Assigned task >> A full, exact copy of the records below is the required answer.

Data extract >>
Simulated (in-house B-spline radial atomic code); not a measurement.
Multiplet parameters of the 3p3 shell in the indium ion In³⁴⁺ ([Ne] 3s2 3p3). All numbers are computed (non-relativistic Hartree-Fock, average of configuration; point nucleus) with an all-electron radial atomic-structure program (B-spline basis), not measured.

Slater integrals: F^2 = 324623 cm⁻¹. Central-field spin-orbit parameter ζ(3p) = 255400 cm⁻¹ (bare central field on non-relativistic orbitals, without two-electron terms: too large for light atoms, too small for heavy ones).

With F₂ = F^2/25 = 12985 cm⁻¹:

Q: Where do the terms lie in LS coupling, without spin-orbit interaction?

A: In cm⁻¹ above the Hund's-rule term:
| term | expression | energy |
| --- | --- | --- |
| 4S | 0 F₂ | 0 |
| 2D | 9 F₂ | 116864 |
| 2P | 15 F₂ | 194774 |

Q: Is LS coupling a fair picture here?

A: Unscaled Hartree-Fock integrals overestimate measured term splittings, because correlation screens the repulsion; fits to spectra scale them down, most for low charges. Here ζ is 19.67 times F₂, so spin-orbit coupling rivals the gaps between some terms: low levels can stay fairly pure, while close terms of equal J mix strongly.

Exercise result >>
Simulated (in-house B-spline radial atomic code); not a measurement.
Multiplet parameters of the 3p3 shell in the indium ion In³⁴⁺ ([Ne] 3s2 3p3). All numbers are computed (non-relativistic Hartree-Fock, average of configuration; point nucleus) with an all-electron radial atomic-structure program (B-spline basis), not measured.

Slater integrals: F^2 = 324623 cm⁻¹. Central-field spin-orbit parameter ζ(3p) = 255400 cm⁻¹ (bare central field on non-relativistic orbitals, without two-electron terms: too large for light atoms, too small for heavy ones).

With F₂ = F^2/25 = 12985 cm⁻¹:

Q: Where do the terms lie in LS coupling, without spin-orbit interaction?

A: In cm⁻¹ above the Hund's-rule term:
| term | expression | energy |
| --- | --- | --- |
| 4S | 0 F₂ | 0 |
| 2D | 9 F₂ | 116864 |
| 2P | 15 F₂ | 194774 |

Q: Is LS coupling a fair picture here?

A: Unscaled Hartree-Fock integrals overestimate measured term splittings, because correlation screens the repulsion; fits to spectra scale them down, most for low charges. Here ζ is 19.67 times F₂, so spin-orbit coupling rivals the gaps between some terms: low levels can stay fairly pure, while close terms of equal J mix strongly.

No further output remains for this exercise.